*** Supplied information ***

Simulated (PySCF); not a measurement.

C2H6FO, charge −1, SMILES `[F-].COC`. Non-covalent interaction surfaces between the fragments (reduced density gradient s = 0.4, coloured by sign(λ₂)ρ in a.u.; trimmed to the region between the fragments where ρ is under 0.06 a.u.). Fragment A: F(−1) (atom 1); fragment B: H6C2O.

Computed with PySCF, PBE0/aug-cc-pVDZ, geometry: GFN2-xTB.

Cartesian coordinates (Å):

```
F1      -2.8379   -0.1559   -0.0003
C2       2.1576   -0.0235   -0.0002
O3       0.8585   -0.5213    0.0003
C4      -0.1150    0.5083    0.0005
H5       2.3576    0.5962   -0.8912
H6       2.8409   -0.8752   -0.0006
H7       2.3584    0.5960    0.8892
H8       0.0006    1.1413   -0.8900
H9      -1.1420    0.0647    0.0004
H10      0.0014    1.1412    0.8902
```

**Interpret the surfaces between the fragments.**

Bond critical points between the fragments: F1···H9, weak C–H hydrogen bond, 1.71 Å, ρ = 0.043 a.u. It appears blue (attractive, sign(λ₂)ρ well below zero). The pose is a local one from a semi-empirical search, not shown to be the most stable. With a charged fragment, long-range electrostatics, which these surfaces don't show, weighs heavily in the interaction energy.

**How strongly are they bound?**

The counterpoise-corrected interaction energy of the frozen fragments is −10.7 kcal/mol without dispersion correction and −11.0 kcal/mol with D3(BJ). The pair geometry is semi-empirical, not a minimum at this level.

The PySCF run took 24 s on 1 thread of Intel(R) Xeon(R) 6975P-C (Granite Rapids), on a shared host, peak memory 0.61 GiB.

*** End of Supplied information ***

:: Work instruction ::
Reproduce exactly the lines above from the line with "C2H6FO, charge −1, SMILES" to the line with "between the fragments.**", including both, and add nothing.

:: Problem solution ::
C2H6FO, charge −1, SMILES `[F-].COC`. Non-covalent interaction surfaces between the fragments (reduced density gradient s = 0.4, coloured by sign(λ₂)ρ in a.u.; trimmed to the region between the fragments where ρ is under 0.06 a.u.). Fragment A: F(−1) (atom 1); fragment B: H6C2O.

Computed with PySCF, PBE0/aug-cc-pVDZ, geometry: GFN2-xTB.

Cartesian coordinates (Å):

```
F1      -2.8379   -0.1559   -0.0003
C2       2.1576   -0.0235   -0.0002
O3       0.8585   -0.5213    0.0003
C4      -0.1150    0.5083    0.0005
H5       2.3576    0.5962   -0.8912
H6       2.8409   -0.8752   -0.0006
H7       2.3584    0.5960    0.8892
H8       0.0006    1.1413   -0.8900
H9      -1.1420    0.0647    0.0004
H10      0.0014    1.1412    0.8902
```

**Interpret the surfaces between the fragments.**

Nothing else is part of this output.